*** Block opens ***

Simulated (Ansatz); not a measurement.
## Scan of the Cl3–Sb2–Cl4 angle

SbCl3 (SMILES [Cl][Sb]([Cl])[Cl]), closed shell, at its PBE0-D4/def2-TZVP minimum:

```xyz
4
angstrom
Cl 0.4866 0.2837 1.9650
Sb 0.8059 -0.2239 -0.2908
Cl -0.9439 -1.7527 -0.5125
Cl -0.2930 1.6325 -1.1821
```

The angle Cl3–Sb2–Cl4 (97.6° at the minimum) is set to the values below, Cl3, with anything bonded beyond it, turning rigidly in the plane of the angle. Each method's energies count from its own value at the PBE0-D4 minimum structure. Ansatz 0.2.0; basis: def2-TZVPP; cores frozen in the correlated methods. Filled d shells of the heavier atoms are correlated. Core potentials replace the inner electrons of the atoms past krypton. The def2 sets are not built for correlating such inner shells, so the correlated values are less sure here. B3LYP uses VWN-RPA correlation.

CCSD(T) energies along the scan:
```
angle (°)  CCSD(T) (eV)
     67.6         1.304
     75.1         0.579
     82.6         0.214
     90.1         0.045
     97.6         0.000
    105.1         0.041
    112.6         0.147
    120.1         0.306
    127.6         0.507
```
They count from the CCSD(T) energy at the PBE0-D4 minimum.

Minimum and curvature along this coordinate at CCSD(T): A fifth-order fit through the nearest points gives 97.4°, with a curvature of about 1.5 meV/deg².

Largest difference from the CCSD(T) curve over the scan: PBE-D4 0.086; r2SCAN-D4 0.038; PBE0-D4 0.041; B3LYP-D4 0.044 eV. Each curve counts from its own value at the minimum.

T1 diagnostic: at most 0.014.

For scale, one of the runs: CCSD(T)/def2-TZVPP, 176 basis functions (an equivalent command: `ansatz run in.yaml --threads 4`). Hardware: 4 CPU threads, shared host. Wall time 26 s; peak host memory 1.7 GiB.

*** Block closes ***

> Action item:
When the line with "CCSD(T) energies along" is reached in the data above, start copying there, and copy each line exactly until the line with "T1 diagnostic: at most 0.014." has been copied; copy nothing else.

> Exercise solution:
CCSD(T) energies along the scan:
```
angle (°)  CCSD(T) (eV)
     67.6         1.304
     75.1         0.579
     82.6         0.214
     90.1         0.045
     97.6         0.000
    105.1         0.041
    112.6         0.147
    120.1         0.306
    127.6         0.507
```
They count from the CCSD(T) energy at the PBE0-D4 minimum.

Minimum and curvature along this coordinate at CCSD(T): A fifth-order fit through the nearest points gives 97.4°, with a curvature of about 1.5 meV/deg².

Largest difference from the CCSD(T) curve over the scan: PBE-D4 0.086; r2SCAN-D4 0.038; PBE0-D4 0.041; B3LYP-D4 0.044 eV. Each curve counts from its own value at the minimum.

T1 diagnostic: at most 0.014.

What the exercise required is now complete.